*** Begin section ***
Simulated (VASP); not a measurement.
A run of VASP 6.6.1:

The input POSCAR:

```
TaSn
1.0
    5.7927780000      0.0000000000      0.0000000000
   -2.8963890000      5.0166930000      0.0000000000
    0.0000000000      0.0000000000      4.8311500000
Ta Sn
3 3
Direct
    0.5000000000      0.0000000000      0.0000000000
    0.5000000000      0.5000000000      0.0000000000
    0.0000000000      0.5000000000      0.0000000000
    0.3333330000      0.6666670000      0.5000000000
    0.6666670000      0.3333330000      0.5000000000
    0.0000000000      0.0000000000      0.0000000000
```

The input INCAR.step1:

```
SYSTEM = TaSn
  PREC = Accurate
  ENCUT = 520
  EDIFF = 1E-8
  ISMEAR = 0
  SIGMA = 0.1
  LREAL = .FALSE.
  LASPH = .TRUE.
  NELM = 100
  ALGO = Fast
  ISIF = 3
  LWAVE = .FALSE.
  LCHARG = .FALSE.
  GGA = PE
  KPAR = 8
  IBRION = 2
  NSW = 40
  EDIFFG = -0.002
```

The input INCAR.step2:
*** End section ***

[WORK ITEM]
Output the full listing above without altering a single word.

[TASK SOLUTION]
Simulated (VASP); not a measurement.
A run of VASP 6.6.1:

The input POSCAR:

```
TaSn
1.0
    5.7927780000      0.0000000000      0.0000000000
   -2.8963890000      5.0166930000      0.0000000000
    0.0000000000      0.0000000000      4.8311500000
Ta Sn
3 3
Direct
    0.5000000000      0.0000000000      0.0000000000
    0.5000000000      0.5000000000      0.0000000000
    0.0000000000      0.5000000000      0.0000000000
    0.3333330000      0.6666670000      0.5000000000
    0.6666670000      0.3333330000      0.5000000000
    0.0000000000      0.0000000000      0.0000000000
```

The input INCAR.step1:

```
SYSTEM = TaSn
  PREC = Accurate
  ENCUT = 520
  EDIFF = 1E-8
  ISMEAR = 0
  SIGMA = 0.1
  LREAL = .FALSE.
  LASPH = .TRUE.
  NELM = 100
  ALGO = Fast
  ISIF = 3
  LWAVE = .FALSE.
  LCHARG = .FALSE.
  GGA = PE
  KPAR = 8
  IBRION = 2
  NSW = 40
  EDIFFG = -0.002
```

The input INCAR.step2:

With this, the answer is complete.